◆ Requirement
Print the data that follows exactly.

━━━ Entries supplied

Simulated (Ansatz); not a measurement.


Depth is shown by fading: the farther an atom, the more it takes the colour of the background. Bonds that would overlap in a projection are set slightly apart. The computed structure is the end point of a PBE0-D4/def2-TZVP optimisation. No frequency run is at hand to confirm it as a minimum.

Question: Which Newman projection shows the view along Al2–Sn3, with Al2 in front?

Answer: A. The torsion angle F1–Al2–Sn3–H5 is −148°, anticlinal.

━━━━━━

◆ Written solution
Simulated (Ansatz); not a measurement.


Depth is shown by fading: the farther an atom, the more it takes the colour of the background. Bonds that would overlap in a projection are set slightly apart. The computed structure is the end point of a PBE0-D4/def2-TZVP optimisation. No frequency run is at hand to confirm it as a minimum.

Question: Which Newman projection shows the view along Al2–Sn3, with Al2 in front?

Answer: A. The torsion angle F1–Al2–Sn3–H5 is −148°, anticlinal.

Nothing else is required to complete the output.